**WORK TASK:** Lift out, unaltered, the lines of the material below between the line holding "### 2 Pulling towards end A" and the line holding "Springs on the", counting both.

######
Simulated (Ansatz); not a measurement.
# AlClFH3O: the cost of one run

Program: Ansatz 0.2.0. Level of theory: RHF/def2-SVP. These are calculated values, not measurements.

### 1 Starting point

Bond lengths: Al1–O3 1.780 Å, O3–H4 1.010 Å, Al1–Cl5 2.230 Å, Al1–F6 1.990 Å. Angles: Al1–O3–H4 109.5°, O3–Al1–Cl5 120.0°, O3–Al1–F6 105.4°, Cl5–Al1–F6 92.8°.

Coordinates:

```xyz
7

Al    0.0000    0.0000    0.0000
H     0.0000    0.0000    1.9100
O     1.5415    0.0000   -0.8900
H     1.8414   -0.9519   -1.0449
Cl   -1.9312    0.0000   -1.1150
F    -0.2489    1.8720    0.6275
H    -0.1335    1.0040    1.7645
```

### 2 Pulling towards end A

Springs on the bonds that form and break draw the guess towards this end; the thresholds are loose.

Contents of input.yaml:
######

**EXERCISE RESPONSE:**
### 2 Pulling towards end A

Springs on the bonds that form and break draw the guess towards this end; the thresholds are loose.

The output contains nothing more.